> Work task
The line containing "By binding energy: C1" marks the end; copy exactly all lines from the start of the material up to and including it.

> Supplied records
# # # #

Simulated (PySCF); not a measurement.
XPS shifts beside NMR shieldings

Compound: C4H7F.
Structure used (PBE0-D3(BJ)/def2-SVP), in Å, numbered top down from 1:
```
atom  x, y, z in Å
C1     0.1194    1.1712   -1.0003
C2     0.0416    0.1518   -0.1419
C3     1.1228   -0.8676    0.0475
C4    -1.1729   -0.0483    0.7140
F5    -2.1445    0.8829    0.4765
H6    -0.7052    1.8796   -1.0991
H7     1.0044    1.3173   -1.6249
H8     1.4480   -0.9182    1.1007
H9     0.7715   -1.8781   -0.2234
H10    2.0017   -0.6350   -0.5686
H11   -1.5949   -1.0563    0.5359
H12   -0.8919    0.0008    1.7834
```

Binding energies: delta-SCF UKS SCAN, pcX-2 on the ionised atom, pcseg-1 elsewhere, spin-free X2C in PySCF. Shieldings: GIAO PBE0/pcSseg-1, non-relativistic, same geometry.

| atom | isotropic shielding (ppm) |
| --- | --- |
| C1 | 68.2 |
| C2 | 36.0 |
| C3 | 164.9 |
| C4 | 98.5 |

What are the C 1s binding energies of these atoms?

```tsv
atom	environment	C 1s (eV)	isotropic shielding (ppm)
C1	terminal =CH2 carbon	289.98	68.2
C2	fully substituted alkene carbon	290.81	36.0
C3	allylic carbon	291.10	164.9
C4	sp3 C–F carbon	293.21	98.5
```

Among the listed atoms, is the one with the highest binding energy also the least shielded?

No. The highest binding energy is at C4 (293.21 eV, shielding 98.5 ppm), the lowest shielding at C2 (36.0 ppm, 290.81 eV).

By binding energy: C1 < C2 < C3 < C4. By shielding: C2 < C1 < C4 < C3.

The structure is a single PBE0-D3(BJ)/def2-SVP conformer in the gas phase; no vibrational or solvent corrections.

# # # #

> Exercise solution
Simulated (PySCF); not a measurement.
XPS shifts beside NMR shieldings

Compound: C4H7F.
Structure used (PBE0-D3(BJ)/def2-SVP), in Å, numbered top down from 1:
```
atom  x, y, z in Å
C1     0.1194    1.1712   -1.0003
C2     0.0416    0.1518   -0.1419
C3     1.1228   -0.8676    0.0475
C4    -1.1729   -0.0483    0.7140
F5    -2.1445    0.8829    0.4765
H6    -0.7052    1.8796   -1.0991
H7     1.0044    1.3173   -1.6249
H8     1.4480   -0.9182    1.1007
H9     0.7715   -1.8781   -0.2234
H10    2.0017   -0.6350   -0.5686
H11   -1.5949   -1.0563    0.5359
H12   -0.8919    0.0008    1.7834
```

Binding energies: delta-SCF UKS SCAN, pcX-2 on the ionised atom, pcseg-1 elsewhere, spin-free X2C in PySCF. Shieldings: GIAO PBE0/pcSseg-1, non-relativistic, same geometry.

| atom | isotropic shielding (ppm) |
| --- | --- |
| C1 | 68.2 |
| C2 | 36.0 |
| C3 | 164.9 |
| C4 | 98.5 |

What are the C 1s binding energies of these atoms?

```tsv
atom	environment	C 1s (eV)	isotropic shielding (ppm)
C1	terminal =CH2 carbon	289.98	68.2
C2	fully substituted alkene carbon	290.81	36.0
C3	allylic carbon	291.10	164.9
C4	sp3 C–F carbon	293.21	98.5
```

Among the listed atoms, is the one with the highest binding energy also the least shielded?

No. The highest binding energy is at C4 (293.21 eV, shielding 98.5 ppm), the lowest shielding at C2 (36.0 ppm, 290.81 eV).

By binding energy: C1 < C2 < C3 < C4. By shielding: C2 < C1 < C4 < C3.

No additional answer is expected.